▸ ACTIVITY: Every record shown below is to be output exactly.

▸ DATA EXTRACTS:
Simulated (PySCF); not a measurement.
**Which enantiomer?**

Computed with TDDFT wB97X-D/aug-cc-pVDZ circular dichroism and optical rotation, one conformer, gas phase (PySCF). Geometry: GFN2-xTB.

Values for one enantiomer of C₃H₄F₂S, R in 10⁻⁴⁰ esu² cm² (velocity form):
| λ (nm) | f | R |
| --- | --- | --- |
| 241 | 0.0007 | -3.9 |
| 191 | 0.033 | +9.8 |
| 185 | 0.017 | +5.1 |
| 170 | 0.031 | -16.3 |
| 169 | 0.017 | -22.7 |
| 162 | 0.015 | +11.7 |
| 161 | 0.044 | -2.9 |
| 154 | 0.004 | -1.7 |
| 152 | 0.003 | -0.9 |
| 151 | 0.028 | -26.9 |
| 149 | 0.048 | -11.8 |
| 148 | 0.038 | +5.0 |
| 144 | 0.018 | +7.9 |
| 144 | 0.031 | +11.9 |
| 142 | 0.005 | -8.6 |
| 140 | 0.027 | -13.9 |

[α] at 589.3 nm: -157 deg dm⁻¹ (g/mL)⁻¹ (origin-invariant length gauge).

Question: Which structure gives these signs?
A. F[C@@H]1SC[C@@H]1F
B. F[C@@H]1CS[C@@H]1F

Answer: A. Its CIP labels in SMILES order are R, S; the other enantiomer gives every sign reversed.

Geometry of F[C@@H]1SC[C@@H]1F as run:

▸ TASK OUTPUT:
Simulated (PySCF); not a measurement.
**Which enantiomer?**

Computed with TDDFT wB97X-D/aug-cc-pVDZ circular dichroism and optical rotation, one conformer, gas phase (PySCF). Geometry: GFN2-xTB.

Values for one enantiomer of C₃H₄F₂S, R in 10⁻⁴⁰ esu² cm² (velocity form):
| λ (nm) | f | R |
| --- | --- | --- |
| 241 | 0.0007 | -3.9 |
| 191 | 0.033 | +9.8 |
| 185 | 0.017 | +5.1 |
| 170 | 0.031 | -16.3 |
| 169 | 0.017 | -22.7 |
| 162 | 0.015 | +11.7 |
| 161 | 0.044 | -2.9 |
| 154 | 0.004 | -1.7 |
| 152 | 0.003 | -0.9 |
| 151 | 0.028 | -26.9 |
| 149 | 0.048 | -11.8 |
| 148 | 0.038 | +5.0 |
| 144 | 0.018 | +7.9 |
| 144 | 0.031 | +11.9 |
| 142 | 0.005 | -8.6 |
| 140 | 0.027 | -13.9 |

[α] at 589.3 nm: -157 deg dm⁻¹ (g/mL)⁻¹ (origin-invariant length gauge).

Question: Which structure gives these signs?
A. F[C@@H]1SC[C@@H]1F
B. F[C@@H]1CS[C@@H]1F

Answer: A. Its CIP labels in SMILES order are R, S; the other enantiomer gives every sign reversed.

Geometry of F[C@@H]1SC[C@@H]1F as run:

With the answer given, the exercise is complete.